Copy each entry below exactly as it reads.

###

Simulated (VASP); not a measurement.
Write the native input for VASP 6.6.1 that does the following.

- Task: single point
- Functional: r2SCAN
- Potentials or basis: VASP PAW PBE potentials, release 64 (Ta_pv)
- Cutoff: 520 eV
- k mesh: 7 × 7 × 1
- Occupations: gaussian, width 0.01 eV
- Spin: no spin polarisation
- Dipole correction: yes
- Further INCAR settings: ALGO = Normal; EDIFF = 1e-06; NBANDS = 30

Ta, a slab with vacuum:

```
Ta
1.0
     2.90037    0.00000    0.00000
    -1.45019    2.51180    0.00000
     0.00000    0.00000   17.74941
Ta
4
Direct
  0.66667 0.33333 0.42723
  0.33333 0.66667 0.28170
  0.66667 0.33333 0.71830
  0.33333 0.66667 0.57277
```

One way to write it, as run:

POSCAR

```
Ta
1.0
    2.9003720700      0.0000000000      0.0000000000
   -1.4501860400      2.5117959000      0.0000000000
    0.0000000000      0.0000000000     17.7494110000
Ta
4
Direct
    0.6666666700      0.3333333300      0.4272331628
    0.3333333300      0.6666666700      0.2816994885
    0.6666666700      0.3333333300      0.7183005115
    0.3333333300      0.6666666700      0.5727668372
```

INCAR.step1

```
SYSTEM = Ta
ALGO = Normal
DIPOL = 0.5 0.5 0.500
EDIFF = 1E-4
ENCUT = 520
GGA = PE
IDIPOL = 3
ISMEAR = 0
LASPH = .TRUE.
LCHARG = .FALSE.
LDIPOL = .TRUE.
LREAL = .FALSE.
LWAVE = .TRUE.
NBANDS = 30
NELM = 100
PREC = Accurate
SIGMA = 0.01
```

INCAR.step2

###

EXPECTED ANSWER —
Simulated (VASP); not a measurement.
Write the native input for VASP 6.6.1 that does the following.

- Task: single point
- Functional: r2SCAN
- Potentials or basis: VASP PAW PBE potentials, release 64 (Ta_pv)
- Cutoff: 520 eV
- k mesh: 7 × 7 × 1
- Occupations: gaussian, width 0.01 eV
- Spin: no spin polarisation
- Dipole correction: yes
- Further INCAR settings: ALGO = Normal; EDIFF = 1e-06; NBANDS = 30

Ta, a slab with vacuum:

```
Ta
1.0
     2.90037    0.00000    0.00000
    -1.45019    2.51180    0.00000
     0.00000    0.00000   17.74941
Ta
4
Direct
  0.66667 0.33333 0.42723
  0.33333 0.66667 0.28170
  0.66667 0.33333 0.71830
  0.33333 0.66667 0.57277
```

One way to write it, as run:

POSCAR

```
Ta
1.0
    2.9003720700      0.0000000000      0.0000000000
   -1.4501860400      2.5117959000      0.0000000000
    0.0000000000      0.0000000000     17.7494110000
Ta
4
Direct
    0.6666666700      0.3333333300      0.4272331628
    0.3333333300      0.6666666700      0.2816994885
    0.6666666700      0.3333333300      0.7183005115
    0.3333333300      0.6666666700      0.5727668372
```

INCAR.step1

```
SYSTEM = Ta
ALGO = Normal
DIPOL = 0.5 0.5 0.500
EDIFF = 1E-4
ENCUT = 520
GGA = PE
IDIPOL = 3
ISMEAR = 0
LASPH = .TRUE.
LCHARG = .FALSE.
LDIPOL = .TRUE.
LREAL = .FALSE.
LWAVE = .TRUE.
NBANDS = 30
NELM = 100
PREC = Accurate
SIGMA = 0.01
```

INCAR.step2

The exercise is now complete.